● ● ● ● ●

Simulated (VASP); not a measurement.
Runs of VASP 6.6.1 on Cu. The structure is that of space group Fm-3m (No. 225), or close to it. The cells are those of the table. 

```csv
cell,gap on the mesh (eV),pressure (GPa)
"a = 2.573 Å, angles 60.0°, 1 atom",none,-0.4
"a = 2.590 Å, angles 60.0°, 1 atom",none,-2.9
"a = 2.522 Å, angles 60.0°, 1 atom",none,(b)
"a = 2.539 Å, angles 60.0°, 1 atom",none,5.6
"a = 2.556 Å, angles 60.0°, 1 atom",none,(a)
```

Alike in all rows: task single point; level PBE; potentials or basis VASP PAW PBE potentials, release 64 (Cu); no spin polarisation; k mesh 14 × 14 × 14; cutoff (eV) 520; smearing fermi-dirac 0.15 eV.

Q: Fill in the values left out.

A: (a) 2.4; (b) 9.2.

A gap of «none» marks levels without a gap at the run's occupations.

● ● ● ● ●

- Exercise
Among the records above, a stretch begins at the line containing "Q: Fill in the values left out." and ends at the line containing "A: (a) 2.4; (b) 9.2.". Restate that stretch word for word, and nothing else.

- Task response
Q: Fill in the values left out.

A: (a) 2.4; (b) 9.2.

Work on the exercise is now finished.